In the listing below, the line containing "Alike in both" marks the end; copy exactly every line from the first through that one.

──────

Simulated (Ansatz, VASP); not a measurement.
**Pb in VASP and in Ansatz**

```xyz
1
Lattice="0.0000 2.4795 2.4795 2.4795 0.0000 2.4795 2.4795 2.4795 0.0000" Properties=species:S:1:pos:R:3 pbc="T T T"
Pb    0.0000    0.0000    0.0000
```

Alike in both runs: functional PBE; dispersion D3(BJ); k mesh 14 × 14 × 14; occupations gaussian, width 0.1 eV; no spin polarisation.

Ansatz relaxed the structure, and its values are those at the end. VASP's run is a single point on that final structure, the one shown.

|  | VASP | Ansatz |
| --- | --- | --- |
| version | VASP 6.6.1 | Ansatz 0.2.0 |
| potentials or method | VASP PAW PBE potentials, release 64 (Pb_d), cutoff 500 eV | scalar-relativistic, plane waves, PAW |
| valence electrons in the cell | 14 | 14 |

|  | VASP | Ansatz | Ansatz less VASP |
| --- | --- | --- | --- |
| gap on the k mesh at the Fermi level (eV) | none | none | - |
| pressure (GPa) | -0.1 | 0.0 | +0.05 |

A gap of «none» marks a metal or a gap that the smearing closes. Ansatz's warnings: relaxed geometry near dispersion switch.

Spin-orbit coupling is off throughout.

──────

Exercise answer =
Simulated (Ansatz, VASP); not a measurement.
**Pb in VASP and in Ansatz**

```xyz
1
Lattice="0.0000 2.4795 2.4795 2.4795 0.0000 2.4795 2.4795 2.4795 0.0000" Properties=species:S:1:pos:R:3 pbc="T T T"
Pb    0.0000    0.0000    0.0000
```

Alike in both runs: functional PBE; dispersion D3(BJ); k mesh 14 × 14 × 14; occupations gaussian, width 0.1 eV; no spin polarisation.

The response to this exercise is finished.